REQUIREMENT — Set every entry down again precisely.

DATASET CONTENT —

++++++++

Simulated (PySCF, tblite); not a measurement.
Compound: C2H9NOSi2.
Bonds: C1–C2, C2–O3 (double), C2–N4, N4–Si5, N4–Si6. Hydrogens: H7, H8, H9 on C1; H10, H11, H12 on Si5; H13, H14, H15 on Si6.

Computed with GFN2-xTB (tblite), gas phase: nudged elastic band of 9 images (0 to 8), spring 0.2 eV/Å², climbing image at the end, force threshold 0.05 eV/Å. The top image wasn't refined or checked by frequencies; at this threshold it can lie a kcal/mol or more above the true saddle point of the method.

++++++++

TASK RESULT —
Simulated (PySCF, tblite); not a measurement.
Compound: C2H9NOSi2.
Bonds: C1–C2, C2–O3 (double), C2–N4, N4–Si5, N4–Si6. Hydrogens: H7, H8, H9 on C1; H10, H11, H12 on Si5; H13, H14, H15 on Si6.

Computed with GFN2-xTB (tblite), gas phase: nudged elastic band of 9 images (0 to 8), spring 0.2 eV/Å², climbing image at the end, force threshold 0.05 eV/Å. The top image wasn't refined or checked by frequencies; at this threshold it can lie a kcal/mol or more above the true saddle point of the method.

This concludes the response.